# # # # # # #

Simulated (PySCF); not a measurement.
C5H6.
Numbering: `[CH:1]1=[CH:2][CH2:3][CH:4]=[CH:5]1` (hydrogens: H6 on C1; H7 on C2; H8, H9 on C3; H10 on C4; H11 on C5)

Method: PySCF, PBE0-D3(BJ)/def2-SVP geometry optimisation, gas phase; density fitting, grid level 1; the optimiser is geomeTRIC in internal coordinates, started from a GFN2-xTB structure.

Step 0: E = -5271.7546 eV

# # # # # # #

**Work instruction**:
The full listing above should be retyped without any alteration.

**Answer section**:
Simulated (PySCF); not a measurement.
C5H6.
Numbering: `[CH:1]1=[CH:2][CH2:3][CH:4]=[CH:5]1` (hydrogens: H6 on C1; H7 on C2; H8, H9 on C3; H10 on C4; H11 on C5)

Method: PySCF, PBE0-D3(BJ)/def2-SVP geometry optimisation, gas phase; density fitting, grid level 1; the optimiser is geomeTRIC in internal coordinates, started from a GFN2-xTB structure.

Step 0: E = -5271.7546 eV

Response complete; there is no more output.